**Assigned task:** Return the opening lines of the material, word for word. End with the line that contains "Its volume is".

————————

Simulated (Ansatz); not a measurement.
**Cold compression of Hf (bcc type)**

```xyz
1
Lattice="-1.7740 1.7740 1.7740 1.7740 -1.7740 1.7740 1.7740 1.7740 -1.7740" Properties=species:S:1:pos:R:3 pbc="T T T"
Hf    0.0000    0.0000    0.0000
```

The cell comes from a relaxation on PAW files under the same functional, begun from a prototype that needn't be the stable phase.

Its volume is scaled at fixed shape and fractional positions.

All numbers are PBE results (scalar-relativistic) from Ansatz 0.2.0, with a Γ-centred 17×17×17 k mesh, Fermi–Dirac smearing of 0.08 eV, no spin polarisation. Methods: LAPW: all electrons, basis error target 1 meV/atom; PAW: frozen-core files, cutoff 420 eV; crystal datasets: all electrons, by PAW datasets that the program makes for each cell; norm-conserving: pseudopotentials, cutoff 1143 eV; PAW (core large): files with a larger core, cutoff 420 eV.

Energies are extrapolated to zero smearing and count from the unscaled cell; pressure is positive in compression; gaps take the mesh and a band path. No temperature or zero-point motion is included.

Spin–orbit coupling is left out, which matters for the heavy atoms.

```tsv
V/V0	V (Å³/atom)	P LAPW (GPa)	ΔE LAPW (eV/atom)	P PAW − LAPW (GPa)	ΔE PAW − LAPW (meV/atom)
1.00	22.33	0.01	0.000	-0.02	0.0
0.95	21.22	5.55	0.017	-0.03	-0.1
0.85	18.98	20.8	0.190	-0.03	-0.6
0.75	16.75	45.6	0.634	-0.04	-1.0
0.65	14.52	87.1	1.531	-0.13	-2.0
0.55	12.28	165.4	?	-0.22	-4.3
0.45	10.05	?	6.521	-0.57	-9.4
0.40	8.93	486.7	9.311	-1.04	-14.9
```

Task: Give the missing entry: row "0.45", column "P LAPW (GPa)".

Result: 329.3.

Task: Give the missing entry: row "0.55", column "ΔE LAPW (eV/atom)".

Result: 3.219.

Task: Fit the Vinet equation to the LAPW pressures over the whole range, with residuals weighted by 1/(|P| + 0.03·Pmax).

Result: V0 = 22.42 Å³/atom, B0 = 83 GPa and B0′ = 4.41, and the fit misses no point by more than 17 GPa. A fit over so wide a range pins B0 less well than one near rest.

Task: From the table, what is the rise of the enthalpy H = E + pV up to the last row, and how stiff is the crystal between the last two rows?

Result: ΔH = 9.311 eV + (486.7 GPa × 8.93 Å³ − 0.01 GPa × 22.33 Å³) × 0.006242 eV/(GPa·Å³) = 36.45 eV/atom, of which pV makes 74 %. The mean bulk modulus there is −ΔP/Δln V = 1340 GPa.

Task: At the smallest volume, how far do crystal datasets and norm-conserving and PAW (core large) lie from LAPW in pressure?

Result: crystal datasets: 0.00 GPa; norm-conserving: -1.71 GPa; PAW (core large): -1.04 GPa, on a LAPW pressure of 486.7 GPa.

————————

**Solution:**
Simulated (Ansatz); not a measurement.
**Cold compression of Hf (bcc type)**

```xyz
1
Lattice="-1.7740 1.7740 1.7740 1.7740 -1.7740 1.7740 1.7740 1.7740 -1.7740" Properties=species:S:1:pos:R:3 pbc="T T T"
Hf    0.0000    0.0000    0.0000
```

The cell comes from a relaxation on PAW files under the same functional, begun from a prototype that needn't be the stable phase.

Its volume is scaled at fixed shape and fractional positions.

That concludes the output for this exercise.